◆ Dataset excerpts
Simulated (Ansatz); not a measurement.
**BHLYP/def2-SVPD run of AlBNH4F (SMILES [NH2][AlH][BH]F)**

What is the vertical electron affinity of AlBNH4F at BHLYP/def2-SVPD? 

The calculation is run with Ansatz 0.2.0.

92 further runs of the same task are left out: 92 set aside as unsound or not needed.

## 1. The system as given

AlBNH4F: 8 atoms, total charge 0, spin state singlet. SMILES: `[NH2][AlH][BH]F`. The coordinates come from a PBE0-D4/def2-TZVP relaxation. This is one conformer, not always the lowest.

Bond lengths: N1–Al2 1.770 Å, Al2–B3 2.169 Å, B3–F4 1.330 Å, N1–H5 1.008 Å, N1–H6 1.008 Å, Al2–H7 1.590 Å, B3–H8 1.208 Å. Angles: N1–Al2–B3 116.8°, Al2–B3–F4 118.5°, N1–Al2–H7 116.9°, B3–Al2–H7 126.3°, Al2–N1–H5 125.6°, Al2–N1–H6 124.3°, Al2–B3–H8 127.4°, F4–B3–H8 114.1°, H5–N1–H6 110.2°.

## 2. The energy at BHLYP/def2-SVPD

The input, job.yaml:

◆ Brief
Quote the listing word for word from its first line through the line in which "AlBNH4F: 8 atoms, total" appears.

◆ Expected answer
Simulated (Ansatz); not a measurement.
**BHLYP/def2-SVPD run of AlBNH4F (SMILES [NH2][AlH][BH]F)**

What is the vertical electron affinity of AlBNH4F at BHLYP/def2-SVPD? 

The calculation is run with Ansatz 0.2.0.

92 further runs of the same task are left out: 92 set aside as unsound or not needed.

## 1. The system as given

AlBNH4F: 8 atoms, total charge 0, spin state singlet. SMILES: `[NH2][AlH][BH]F`. The coordinates come from a PBE0-D4/def2-TZVP relaxation. This is one conformer, not always the lowest.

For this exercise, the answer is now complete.